- **Supplied material**:
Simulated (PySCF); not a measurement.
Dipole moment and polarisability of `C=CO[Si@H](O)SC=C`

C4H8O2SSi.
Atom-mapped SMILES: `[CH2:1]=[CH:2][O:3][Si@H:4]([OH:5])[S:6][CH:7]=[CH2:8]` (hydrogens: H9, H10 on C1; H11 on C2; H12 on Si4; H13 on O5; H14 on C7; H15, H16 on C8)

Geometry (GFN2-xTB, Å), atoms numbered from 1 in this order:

- **Task item**:
All entries should be given again precisely as they appear above.

- **Answer box**:
Simulated (PySCF); not a measurement.
Dipole moment and polarisability of `C=CO[Si@H](O)SC=C`

C4H8O2SSi.
Atom-mapped SMILES: `[CH2:1]=[CH:2][O:3][Si@H:4]([OH:5])[S:6][CH:7]=[CH2:8]` (hydrogens: H9, H10 on C1; H11 on C2; H12 on Si4; H13 on O5; H14 on C7; H15, H16 on C8)

Geometry (GFN2-xTB, Å), atoms numbered from 1 in this order:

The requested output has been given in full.